Work task: Would you write out all of the data exactly as it appears below?

Provided data:
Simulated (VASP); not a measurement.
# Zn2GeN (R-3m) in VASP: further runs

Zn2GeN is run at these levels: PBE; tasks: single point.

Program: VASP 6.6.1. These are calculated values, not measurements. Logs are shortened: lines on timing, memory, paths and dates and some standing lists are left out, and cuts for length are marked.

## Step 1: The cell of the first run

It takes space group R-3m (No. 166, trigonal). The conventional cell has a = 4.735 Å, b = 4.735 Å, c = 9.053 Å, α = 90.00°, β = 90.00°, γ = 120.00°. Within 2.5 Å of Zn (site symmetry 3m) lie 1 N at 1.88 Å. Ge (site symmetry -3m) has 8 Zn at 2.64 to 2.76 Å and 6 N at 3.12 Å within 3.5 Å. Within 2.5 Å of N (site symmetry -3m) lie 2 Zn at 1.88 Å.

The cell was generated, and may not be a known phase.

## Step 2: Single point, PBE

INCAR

Your solution:
Simulated (VASP); not a measurement.
# Zn2GeN (R-3m) in VASP: further runs

Zn2GeN is run at these levels: PBE; tasks: single point.

Program: VASP 6.6.1. These are calculated values, not measurements. Logs are shortened: lines on timing, memory, paths and dates and some standing lists are left out, and cuts for length are marked.

## Step 1: The cell of the first run

It takes space group R-3m (No. 166, trigonal). The conventional cell has a = 4.735 Å, b = 4.735 Å, c = 9.053 Å, α = 90.00°, β = 90.00°, γ = 120.00°. Within 2.5 Å of Zn (site symmetry 3m) lie 1 N at 1.88 Å. Ge (site symmetry -3m) has 8 Zn at 2.64 to 2.76 Å and 6 N at 3.12 Å within 3.5 Å. Within 2.5 Å of N (site symmetry -3m) lie 2 Zn at 1.88 Å.

The cell was generated, and may not be a known phase.

## Step 2: Single point, PBE

INCAR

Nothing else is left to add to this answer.